→ Exercise
Would you retype every line below without changing anything?

→ Records supplied
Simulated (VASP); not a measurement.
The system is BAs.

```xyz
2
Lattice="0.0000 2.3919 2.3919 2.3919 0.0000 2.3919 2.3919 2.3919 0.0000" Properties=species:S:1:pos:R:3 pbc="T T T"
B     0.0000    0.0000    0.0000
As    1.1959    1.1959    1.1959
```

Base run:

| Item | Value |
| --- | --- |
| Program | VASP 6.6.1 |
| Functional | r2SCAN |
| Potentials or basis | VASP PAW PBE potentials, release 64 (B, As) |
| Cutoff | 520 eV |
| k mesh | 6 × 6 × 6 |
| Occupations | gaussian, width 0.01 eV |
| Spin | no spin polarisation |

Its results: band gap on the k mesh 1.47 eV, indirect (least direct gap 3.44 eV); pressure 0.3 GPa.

→ Answer space
Simulated (VASP); not a measurement.
The system is BAs.

```xyz
2
Lattice="0.0000 2.3919 2.3919 2.3919 0.0000 2.3919 2.3919 2.3919 0.0000" Properties=species:S:1:pos:R:3 pbc="T T T"
B     0.0000    0.0000    0.0000
As    1.1959    1.1959    1.1959
```

Base run:

| Item | Value |
| --- | --- |
| Program | VASP 6.6.1 |
| Functional | r2SCAN |
| Potentials or basis | VASP PAW PBE potentials, release 64 (B, As) |
| Cutoff | 520 eV |
| k mesh | 6 × 6 × 6 |
| Occupations | gaussian, width 0.01 eV |
| Spin | no spin polarisation |

Its results: band gap on the k mesh 1.47 eV, indirect (least direct gap 3.44 eV); pressure 0.3 GPa.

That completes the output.